Task item: Begin at the top of the records and copy each line exactly. The line containing "Problem. How long" is the last one to include.

┄┄┄┄┄┄┄┄┄┄

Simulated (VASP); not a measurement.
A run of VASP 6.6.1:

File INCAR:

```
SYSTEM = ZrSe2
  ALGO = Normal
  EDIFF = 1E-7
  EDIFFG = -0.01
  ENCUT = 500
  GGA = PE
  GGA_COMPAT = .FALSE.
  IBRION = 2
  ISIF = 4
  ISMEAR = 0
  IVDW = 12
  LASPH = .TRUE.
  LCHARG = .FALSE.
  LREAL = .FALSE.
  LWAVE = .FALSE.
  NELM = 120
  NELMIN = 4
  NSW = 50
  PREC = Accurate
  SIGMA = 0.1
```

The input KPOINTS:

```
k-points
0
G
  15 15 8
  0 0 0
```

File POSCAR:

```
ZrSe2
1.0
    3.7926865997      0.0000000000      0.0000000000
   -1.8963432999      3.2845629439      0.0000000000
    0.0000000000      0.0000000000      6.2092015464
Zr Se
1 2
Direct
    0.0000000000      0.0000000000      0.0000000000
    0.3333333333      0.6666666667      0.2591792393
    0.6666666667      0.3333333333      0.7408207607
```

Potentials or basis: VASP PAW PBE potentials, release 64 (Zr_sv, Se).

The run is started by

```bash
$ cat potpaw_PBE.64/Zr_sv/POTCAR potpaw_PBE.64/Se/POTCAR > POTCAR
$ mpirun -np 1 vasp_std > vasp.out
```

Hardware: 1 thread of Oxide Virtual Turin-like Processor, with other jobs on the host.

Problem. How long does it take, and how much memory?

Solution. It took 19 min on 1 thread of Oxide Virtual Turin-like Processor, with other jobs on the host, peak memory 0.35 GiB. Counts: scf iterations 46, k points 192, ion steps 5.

┄┄┄┄┄┄┄┄┄┄

Response:
Simulated (VASP); not a measurement.
A run of VASP 6.6.1:

File INCAR:

```
SYSTEM = ZrSe2
  ALGO = Normal
  EDIFF = 1E-7
  EDIFFG = -0.01
  ENCUT = 500
  GGA = PE
  GGA_COMPAT = .FALSE.
  IBRION = 2
  ISIF = 4
  ISMEAR = 0
  IVDW = 12
  LASPH = .TRUE.
  LCHARG = .FALSE.
  LREAL = .FALSE.
  LWAVE = .FALSE.
  NELM = 120
  NELMIN = 4
  NSW = 50
  PREC = Accurate
  SIGMA = 0.1
```

The input KPOINTS:

```
k-points
0
G
  15 15 8
  0 0 0
```

File POSCAR:

```
ZrSe2
1.0
    3.7926865997      0.0000000000      0.0000000000
   -1.8963432999      3.2845629439      0.0000000000
    0.0000000000      0.0000000000      6.2092015464
Zr Se
1 2
Direct
    0.0000000000      0.0000000000      0.0000000000
    0.3333333333      0.6666666667      0.2591792393
    0.6666666667      0.3333333333      0.7408207607
```

Potentials or basis: VASP PAW PBE potentials, release 64 (Zr_sv, Se).

The run is started by

```bash
$ cat potpaw_PBE.64/Zr_sv/POTCAR potpaw_PBE.64/Se/POTCAR > POTCAR
$ mpirun -np 1 vasp_std > vasp.out
```

Hardware: 1 thread of Oxide Virtual Turin-like Processor, with other jobs on the host.

Problem. How long does it take, and how much memory?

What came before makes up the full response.